** Brief **
Print the records below word for word, beginning with the first line and ending once the line containing "Work out the" is printed.

####

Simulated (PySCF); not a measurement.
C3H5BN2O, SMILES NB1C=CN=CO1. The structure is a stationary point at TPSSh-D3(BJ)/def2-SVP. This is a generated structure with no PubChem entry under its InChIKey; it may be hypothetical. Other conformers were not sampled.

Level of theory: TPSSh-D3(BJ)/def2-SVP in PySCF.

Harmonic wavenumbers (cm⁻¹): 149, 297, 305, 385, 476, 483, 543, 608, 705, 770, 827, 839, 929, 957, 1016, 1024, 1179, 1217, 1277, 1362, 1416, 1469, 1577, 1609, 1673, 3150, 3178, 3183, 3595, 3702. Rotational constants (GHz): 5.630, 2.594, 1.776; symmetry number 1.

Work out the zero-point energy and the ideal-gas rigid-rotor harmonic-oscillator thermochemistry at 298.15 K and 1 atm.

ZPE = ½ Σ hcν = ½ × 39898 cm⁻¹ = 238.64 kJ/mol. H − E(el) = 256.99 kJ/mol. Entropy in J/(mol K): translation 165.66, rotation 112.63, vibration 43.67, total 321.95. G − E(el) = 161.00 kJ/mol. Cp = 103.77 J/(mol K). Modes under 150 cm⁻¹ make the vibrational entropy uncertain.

####

** Task solution **
Simulated (PySCF); not a measurement.
C3H5BN2O, SMILES NB1C=CN=CO1. The structure is a stationary point at TPSSh-D3(BJ)/def2-SVP. This is a generated structure with no PubChem entry under its InChIKey; it may be hypothetical. Other conformers were not sampled.

Level of theory: TPSSh-D3(BJ)/def2-SVP in PySCF.

Harmonic wavenumbers (cm⁻¹): 149, 297, 305, 385, 476, 483, 543, 608, 705, 770, 827, 839, 929, 957, 1016, 1024, 1179, 1217, 1277, 1362, 1416, 1469, 1577, 1609, 1673, 3150, 3178, 3183, 3595, 3702. Rotational constants (GHz): 5.630, 2.594, 1.776; symmetry number 1.

Work out the zero-point energy and the ideal-gas rigid-rotor harmonic-oscillator thermochemistry at 298.15 K and 1 atm.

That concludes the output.